**Work task**: Copy out the entries below exactly as they stand, but only from the line containing "Potentials or basis: VASP" through the line containing "Problem. Estimate the wall time of this run.".

###

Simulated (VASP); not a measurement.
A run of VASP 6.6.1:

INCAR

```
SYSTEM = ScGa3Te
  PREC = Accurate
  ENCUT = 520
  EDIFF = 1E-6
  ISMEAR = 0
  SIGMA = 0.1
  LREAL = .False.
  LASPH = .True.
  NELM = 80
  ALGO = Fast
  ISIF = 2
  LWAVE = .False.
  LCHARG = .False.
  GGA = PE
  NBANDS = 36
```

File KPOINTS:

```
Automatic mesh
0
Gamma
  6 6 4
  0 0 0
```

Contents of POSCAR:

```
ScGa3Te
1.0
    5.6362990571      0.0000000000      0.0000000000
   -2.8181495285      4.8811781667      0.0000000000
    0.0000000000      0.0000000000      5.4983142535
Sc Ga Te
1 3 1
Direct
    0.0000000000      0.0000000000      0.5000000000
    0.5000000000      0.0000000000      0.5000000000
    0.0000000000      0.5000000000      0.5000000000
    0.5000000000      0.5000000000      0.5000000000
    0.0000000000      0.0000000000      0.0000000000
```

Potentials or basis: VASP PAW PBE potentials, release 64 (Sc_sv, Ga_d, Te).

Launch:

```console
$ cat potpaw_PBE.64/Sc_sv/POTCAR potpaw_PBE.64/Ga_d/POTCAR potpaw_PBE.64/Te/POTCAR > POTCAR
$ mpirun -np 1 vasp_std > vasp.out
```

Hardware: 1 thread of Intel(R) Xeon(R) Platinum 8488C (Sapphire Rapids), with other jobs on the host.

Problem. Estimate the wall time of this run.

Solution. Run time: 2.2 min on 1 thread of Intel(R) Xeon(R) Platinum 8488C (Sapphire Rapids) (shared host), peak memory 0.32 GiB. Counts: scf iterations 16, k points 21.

###

**Your solution**:
Potentials or basis: VASP PAW PBE potentials, release 64 (Sc_sv, Ga_d, Te).

Launch:

```console
$ cat potpaw_PBE.64/Sc_sv/POTCAR potpaw_PBE.64/Ga_d/POTCAR potpaw_PBE.64/Te/POTCAR > POTCAR
$ mpirun -np 1 vasp_std > vasp.out
```

Hardware: 1 thread of Intel(R) Xeon(R) Platinum 8488C (Sapphire Rapids), with other jobs on the host.

Problem. Estimate the wall time of this run.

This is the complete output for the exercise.